Dataset>
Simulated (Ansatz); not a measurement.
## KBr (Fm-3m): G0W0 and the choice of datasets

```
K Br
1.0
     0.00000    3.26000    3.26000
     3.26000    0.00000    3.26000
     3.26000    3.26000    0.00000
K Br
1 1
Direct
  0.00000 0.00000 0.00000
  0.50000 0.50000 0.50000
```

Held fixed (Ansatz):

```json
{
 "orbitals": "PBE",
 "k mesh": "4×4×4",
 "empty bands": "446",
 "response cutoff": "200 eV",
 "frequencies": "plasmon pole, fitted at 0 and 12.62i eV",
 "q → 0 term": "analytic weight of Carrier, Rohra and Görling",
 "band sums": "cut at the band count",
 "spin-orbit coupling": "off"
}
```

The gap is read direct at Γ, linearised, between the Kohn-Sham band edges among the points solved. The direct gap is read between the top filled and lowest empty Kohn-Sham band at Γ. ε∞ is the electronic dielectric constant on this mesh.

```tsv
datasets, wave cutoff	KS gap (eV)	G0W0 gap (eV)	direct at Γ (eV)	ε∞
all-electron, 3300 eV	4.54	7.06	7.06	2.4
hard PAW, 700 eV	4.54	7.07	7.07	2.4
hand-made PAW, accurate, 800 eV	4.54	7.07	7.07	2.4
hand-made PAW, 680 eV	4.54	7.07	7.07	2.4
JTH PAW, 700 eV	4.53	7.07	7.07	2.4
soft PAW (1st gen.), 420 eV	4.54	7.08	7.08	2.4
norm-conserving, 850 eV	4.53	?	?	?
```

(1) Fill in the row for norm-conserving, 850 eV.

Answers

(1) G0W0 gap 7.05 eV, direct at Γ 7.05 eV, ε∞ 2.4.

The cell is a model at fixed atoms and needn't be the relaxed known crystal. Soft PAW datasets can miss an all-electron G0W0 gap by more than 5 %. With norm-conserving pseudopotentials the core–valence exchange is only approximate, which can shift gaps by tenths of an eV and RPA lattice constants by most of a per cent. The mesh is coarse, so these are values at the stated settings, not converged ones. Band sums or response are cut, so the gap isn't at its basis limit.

Required action> Transcribe, please, every line from the first line of the listing above through the line with "(1) G0W0 gap". Keep both ends and nothing else.

Problem solution>
Simulated (Ansatz); not a measurement.
## KBr (Fm-3m): G0W0 and the choice of datasets

```
K Br
1.0
     0.00000    3.26000    3.26000
     3.26000    0.00000    3.26000
     3.26000    3.26000    0.00000
K Br
1 1
Direct
  0.00000 0.00000 0.00000
  0.50000 0.50000 0.50000
```

Held fixed (Ansatz):

```json
{
 "orbitals": "PBE",
 "k mesh": "4×4×4",
 "empty bands": "446",
 "response cutoff": "200 eV",
 "frequencies": "plasmon pole, fitted at 0 and 12.62i eV",
 "q → 0 term": "analytic weight of Carrier, Rohra and Görling",
 "band sums": "cut at the band count",
 "spin-orbit coupling": "off"
}
```

The gap is read direct at Γ, linearised, between the Kohn-Sham band edges among the points solved. The direct gap is read between the top filled and lowest empty Kohn-Sham band at Γ. ε∞ is the electronic dielectric constant on this mesh.

```tsv
datasets, wave cutoff	KS gap (eV)	G0W0 gap (eV)	direct at Γ (eV)	ε∞
all-electron, 3300 eV	4.54	7.06	7.06	2.4
hard PAW, 700 eV	4.54	7.07	7.07	2.4
hand-made PAW, accurate, 800 eV	4.54	7.07	7.07	2.4
hand-made PAW, 680 eV	4.54	7.07	7.07	2.4
JTH PAW, 700 eV	4.53	7.07	7.07	2.4
soft PAW (1st gen.), 420 eV	4.54	7.08	7.08	2.4
norm-conserving, 850 eV	4.53	?	?	?
```

(1) Fill in the row for norm-conserving, 850 eV.

Answers

(1) G0W0 gap 7.05 eV, direct at Γ 7.05 eV, ε∞ 2.4.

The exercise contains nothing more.